═════ Information
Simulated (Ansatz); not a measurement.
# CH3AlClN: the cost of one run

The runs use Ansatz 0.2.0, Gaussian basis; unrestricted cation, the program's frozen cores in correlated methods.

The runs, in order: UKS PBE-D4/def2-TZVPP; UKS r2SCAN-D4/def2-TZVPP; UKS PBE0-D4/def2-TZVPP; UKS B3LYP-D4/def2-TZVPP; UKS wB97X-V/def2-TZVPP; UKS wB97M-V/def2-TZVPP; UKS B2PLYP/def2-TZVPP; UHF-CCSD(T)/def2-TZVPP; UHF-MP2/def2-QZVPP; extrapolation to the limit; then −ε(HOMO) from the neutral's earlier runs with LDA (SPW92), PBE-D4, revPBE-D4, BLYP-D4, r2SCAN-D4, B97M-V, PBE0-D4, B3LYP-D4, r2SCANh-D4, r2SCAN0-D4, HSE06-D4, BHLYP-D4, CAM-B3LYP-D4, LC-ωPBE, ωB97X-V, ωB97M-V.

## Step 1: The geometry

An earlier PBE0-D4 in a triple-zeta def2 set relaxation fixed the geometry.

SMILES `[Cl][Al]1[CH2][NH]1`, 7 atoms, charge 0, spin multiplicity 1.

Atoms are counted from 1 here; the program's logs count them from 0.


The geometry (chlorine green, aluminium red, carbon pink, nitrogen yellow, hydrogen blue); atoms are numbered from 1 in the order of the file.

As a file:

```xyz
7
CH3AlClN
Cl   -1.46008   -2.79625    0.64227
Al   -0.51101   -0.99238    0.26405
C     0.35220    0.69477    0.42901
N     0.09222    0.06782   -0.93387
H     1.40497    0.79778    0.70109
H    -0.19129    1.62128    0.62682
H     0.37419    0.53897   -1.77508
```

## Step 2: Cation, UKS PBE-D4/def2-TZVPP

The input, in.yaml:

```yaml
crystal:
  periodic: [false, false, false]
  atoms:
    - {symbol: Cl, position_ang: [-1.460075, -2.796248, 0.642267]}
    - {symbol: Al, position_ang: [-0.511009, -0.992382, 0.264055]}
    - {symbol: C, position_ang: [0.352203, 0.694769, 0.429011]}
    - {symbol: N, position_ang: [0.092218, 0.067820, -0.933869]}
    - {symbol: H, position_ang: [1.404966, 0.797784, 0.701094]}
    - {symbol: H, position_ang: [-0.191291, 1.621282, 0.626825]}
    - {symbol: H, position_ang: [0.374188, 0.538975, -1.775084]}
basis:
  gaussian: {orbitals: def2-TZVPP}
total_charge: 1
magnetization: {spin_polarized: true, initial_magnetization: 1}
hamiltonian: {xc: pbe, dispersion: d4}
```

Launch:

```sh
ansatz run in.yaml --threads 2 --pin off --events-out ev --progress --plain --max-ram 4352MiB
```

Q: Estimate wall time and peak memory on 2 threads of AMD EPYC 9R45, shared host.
══════════

_Task item_
Begin at the first line of the records above and restate each line word for word, stopping after the line with "The runs use".

_Response_
Simulated (Ansatz); not a measurement.
# CH3AlClN: the cost of one run

The runs use Ansatz 0.2.0, Gaussian basis; unrestricted cation, the program's frozen cores in correlated methods.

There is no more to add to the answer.